_Activity_
One part of the entries below is wanted: the lines from the one containing "4.6 | -0.40 |" through the one containing "VASP's potentials were". Write those out exactly and nothing else.

_Supplied records_
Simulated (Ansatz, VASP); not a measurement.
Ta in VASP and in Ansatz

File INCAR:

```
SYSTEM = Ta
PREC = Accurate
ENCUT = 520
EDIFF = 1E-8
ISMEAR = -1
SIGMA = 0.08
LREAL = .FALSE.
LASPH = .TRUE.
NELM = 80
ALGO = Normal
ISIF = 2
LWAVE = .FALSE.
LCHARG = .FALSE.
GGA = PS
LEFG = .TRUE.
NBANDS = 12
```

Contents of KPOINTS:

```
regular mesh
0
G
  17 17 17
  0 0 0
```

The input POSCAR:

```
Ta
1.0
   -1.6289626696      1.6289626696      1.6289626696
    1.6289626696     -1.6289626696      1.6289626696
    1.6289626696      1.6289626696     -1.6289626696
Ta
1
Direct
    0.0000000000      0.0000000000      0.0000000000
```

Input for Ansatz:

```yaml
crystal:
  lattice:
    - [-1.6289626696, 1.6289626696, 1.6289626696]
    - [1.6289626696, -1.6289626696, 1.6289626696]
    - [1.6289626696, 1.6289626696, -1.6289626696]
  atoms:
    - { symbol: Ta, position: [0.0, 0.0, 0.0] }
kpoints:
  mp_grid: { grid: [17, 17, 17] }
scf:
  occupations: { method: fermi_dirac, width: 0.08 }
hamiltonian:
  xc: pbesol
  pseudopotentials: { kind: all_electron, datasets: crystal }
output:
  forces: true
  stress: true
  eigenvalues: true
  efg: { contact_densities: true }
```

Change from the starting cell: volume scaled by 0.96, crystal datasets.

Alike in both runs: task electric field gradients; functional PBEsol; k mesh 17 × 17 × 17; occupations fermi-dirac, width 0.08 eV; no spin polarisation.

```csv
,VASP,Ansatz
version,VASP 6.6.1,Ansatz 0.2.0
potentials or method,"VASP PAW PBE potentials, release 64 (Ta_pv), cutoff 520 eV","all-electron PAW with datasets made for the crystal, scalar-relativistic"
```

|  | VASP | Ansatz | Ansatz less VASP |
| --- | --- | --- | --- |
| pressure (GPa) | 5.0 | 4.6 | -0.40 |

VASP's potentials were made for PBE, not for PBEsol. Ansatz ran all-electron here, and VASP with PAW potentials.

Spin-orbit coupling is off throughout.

_Written response_
| pressure (GPa) | 5.0 | 4.6 | -0.40 |

VASP's potentials were made for PBE, not for PBEsol. Ansatz ran all-electron here, and VASP with PAW potentials.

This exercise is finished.